Exercise
Would you copy the material below word for word, beginning with its first line and ending with the line that contains "no magnetisation |"?

Information shown Block Start

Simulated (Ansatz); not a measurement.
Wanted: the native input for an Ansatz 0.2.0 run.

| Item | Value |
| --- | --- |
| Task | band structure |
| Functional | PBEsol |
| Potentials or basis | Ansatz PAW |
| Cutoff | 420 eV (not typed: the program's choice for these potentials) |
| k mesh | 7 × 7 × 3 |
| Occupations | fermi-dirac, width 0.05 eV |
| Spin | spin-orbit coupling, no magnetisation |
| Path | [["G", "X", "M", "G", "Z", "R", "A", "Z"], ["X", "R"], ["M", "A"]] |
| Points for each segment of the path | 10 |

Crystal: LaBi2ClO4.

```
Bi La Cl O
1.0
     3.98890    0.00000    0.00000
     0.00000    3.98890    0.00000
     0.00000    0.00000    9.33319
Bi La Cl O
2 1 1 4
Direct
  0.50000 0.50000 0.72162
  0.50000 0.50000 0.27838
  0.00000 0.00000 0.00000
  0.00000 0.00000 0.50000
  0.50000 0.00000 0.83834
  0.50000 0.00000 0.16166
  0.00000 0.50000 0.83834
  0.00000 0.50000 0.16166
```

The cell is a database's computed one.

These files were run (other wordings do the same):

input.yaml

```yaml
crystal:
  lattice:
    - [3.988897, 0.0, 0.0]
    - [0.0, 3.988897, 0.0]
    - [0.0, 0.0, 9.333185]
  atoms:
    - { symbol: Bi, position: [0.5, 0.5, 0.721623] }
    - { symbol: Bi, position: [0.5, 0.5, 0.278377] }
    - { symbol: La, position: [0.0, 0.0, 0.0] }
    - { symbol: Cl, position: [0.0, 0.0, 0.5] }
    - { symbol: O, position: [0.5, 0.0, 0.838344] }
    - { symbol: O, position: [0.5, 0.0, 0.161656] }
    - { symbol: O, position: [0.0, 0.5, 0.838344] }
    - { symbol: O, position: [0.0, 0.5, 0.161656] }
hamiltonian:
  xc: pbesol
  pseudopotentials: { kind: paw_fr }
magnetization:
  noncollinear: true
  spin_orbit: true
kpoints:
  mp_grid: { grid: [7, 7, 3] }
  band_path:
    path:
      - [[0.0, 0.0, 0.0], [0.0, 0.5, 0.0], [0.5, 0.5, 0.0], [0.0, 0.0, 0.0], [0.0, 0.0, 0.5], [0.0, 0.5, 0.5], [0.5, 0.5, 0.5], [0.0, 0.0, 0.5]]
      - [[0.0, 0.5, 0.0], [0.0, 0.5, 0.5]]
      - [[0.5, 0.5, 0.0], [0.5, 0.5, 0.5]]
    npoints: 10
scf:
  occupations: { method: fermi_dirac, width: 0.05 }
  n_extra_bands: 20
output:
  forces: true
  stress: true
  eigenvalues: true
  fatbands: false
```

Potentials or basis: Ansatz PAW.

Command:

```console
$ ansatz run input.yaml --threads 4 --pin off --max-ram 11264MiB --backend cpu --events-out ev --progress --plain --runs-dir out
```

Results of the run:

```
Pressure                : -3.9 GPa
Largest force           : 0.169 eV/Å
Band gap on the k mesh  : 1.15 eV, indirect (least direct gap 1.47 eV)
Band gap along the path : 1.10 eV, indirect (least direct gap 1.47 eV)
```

Information shown Block End

Worked solution
Simulated (Ansatz); not a measurement.
Wanted: the native input for an Ansatz 0.2.0 run.

| Item | Value |
| --- | --- |
| Task | band structure |
| Functional | PBEsol |
| Potentials or basis | Ansatz PAW |
| Cutoff | 420 eV (not typed: the program's choice for these potentials) |
| k mesh | 7 × 7 × 3 |
| Occupations | fermi-dirac, width 0.05 eV |
| Spin | spin-orbit coupling, no magnetisation |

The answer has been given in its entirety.